### Dataset content
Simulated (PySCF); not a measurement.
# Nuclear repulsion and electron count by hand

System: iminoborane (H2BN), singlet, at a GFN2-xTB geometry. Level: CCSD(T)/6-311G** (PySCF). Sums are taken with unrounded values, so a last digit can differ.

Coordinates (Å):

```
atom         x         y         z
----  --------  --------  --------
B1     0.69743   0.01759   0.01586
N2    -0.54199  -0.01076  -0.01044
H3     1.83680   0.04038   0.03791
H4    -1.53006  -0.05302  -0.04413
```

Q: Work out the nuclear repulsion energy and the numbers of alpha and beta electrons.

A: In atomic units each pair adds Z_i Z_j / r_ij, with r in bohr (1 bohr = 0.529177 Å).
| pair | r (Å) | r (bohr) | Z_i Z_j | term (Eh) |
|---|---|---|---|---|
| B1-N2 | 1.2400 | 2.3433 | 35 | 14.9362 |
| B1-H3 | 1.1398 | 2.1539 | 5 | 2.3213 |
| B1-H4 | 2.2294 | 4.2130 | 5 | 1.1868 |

### Required action
Reproduce only the lines above spanning from the line containing "term (Eh) |" through the line containing "5 | 2.3213 |", word for word.

### Your response
| pair | r (Å) | r (bohr) | Z_i Z_j | term (Eh) |
|---|---|---|---|---|
| B1-N2 | 1.2400 | 2.3433 | 35 | 14.9362 |
| B1-H3 | 1.1398 | 2.1539 | 5 | 2.3213 |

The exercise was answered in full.